**Work task**
Would you write out, word for word, each line of the records below from the top through the one holding "Method: PBE GGA, VASP's"?

━━━ Data provided ━━━

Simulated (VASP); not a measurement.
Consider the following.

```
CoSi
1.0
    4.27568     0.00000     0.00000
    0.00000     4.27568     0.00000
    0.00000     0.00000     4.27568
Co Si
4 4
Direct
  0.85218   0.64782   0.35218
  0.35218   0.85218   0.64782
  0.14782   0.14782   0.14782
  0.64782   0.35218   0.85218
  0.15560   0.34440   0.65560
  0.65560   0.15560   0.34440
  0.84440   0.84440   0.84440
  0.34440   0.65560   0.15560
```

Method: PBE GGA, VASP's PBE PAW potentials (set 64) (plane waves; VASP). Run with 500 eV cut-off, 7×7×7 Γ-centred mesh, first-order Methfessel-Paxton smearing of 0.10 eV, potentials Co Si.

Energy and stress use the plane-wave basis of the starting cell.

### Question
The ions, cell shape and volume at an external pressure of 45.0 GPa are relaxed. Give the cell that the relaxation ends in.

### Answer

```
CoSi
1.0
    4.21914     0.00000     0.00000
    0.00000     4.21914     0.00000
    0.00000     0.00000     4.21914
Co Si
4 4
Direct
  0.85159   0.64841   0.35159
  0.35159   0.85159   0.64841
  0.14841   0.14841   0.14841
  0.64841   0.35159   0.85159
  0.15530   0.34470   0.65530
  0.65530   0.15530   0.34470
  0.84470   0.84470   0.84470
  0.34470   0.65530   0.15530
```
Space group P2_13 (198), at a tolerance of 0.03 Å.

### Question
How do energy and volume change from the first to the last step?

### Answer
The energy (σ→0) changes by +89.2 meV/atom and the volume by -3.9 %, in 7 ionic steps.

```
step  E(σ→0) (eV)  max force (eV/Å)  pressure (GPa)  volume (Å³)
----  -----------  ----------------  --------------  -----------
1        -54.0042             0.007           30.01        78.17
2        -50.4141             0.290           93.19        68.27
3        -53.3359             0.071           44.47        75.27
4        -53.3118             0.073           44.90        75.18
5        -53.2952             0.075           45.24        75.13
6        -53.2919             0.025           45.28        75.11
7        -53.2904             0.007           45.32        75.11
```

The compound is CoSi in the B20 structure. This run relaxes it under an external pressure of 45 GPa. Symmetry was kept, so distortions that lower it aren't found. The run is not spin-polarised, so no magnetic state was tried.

━━━

**Answer area**
Simulated (VASP); not a measurement.
Consider the following.

```
CoSi
1.0
    4.27568     0.00000     0.00000
    0.00000     4.27568     0.00000
    0.00000     0.00000     4.27568
Co Si
4 4
Direct
  0.85218   0.64782   0.35218
  0.35218   0.85218   0.64782
  0.14782   0.14782   0.14782
  0.64782   0.35218   0.85218
  0.15560   0.34440   0.65560
  0.65560   0.15560   0.34440
  0.84440   0.84440   0.84440
  0.34440   0.65560   0.15560
```

Method: PBE GGA, VASP's PBE PAW potentials (set 64) (plane waves; VASP). Run with 500 eV cut-off, 7×7×7 Γ-centred mesh, first-order Methfessel-Paxton smearing of 0.10 eV, potentials Co Si.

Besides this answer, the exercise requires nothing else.